▶ **WORK INSTRUCTION**
Nothing but the lines from the start of the entries through the line containing "Distant atoms are" should appear in the answer, each given exactly.

[SOURCE MATERIAL — start]

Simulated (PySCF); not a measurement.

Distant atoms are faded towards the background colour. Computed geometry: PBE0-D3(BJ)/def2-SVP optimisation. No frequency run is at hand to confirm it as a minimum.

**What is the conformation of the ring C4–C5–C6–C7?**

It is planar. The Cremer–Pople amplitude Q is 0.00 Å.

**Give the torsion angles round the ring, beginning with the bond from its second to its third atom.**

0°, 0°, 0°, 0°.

[SOURCE MATERIAL — finish]

▶ **ANSWER SECTION**
Simulated (PySCF); not a measurement.

Distant atoms are faded towards the background colour. Computed geometry: PBE0-D3(BJ)/def2-SVP optimisation. No frequency run is at hand to confirm it as a minimum.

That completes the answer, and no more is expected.